*WORK ORDER*
Print the data that follows exactly as it stands, from its first line through the line containing "Map of the deformation", and stop there.

*SOURCE MATERIAL*
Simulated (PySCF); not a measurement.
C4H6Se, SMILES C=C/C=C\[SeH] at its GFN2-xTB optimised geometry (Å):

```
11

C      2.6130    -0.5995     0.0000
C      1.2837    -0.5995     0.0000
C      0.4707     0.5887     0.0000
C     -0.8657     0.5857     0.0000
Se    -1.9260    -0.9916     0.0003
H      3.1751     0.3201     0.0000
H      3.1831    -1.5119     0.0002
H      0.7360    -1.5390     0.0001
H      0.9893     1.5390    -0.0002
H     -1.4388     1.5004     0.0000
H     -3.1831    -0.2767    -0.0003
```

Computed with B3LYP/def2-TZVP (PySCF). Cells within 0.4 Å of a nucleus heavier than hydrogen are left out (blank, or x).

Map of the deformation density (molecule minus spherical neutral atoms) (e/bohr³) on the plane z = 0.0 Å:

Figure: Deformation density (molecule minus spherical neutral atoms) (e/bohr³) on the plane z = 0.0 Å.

*ANSWER SPACE*
Simulated (PySCF); not a measurement.
C4H6Se, SMILES C=C/C=C\[SeH] at its GFN2-xTB optimised geometry (Å):

```
11

C      2.6130    -0.5995     0.0000
C      1.2837    -0.5995     0.0000
C      0.4707     0.5887     0.0000
C     -0.8657     0.5857     0.0000
Se    -1.9260    -0.9916     0.0003
H      3.1751     0.3201     0.0000
H      3.1831    -1.5119     0.0002
H      0.7360    -1.5390     0.0001
H      0.9893     1.5390    -0.0002
H     -1.4388     1.5004     0.0000
H     -3.1831    -0.2767    -0.0003
```

Computed with B3LYP/def2-TZVP (PySCF). Cells within 0.4 Å of a nucleus heavier than hydrogen are left out (blank, or x).

Map of the deformation density (molecule minus spherical neutral atoms) (e/bohr³) on the plane z = 0.0 Å:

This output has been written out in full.